MATERIAL PROVIDED:
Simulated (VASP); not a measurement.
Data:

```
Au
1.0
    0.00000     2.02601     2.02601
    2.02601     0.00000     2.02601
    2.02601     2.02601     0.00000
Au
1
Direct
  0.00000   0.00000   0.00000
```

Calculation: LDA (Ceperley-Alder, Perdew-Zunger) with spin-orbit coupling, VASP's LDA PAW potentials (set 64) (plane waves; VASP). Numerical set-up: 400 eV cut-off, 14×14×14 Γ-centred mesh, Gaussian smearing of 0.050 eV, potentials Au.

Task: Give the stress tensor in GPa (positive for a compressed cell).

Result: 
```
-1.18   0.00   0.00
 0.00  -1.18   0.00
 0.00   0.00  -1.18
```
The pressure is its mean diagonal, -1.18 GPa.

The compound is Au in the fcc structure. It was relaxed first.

WORK INSTRUCTION: Return an exact copy of the listing above, complete in every line.

SOLUTION:
Simulated (VASP); not a measurement.
Data:

```
Au
1.0
    0.00000     2.02601     2.02601
    2.02601     0.00000     2.02601
    2.02601     2.02601     0.00000
Au
1
Direct
  0.00000   0.00000   0.00000
```

Calculation: LDA (Ceperley-Alder, Perdew-Zunger) with spin-orbit coupling, VASP's LDA PAW potentials (set 64) (plane waves; VASP). Numerical set-up: 400 eV cut-off, 14×14×14 Γ-centred mesh, Gaussian smearing of 0.050 eV, potentials Au.

Task: Give the stress tensor in GPa (positive for a compressed cell).

Result: 
```
-1.18   0.00   0.00
 0.00  -1.18   0.00
 0.00   0.00  -1.18
```
The pressure is its mean diagonal, -1.18 GPa.

The compound is Au in the fcc structure. It was relaxed first.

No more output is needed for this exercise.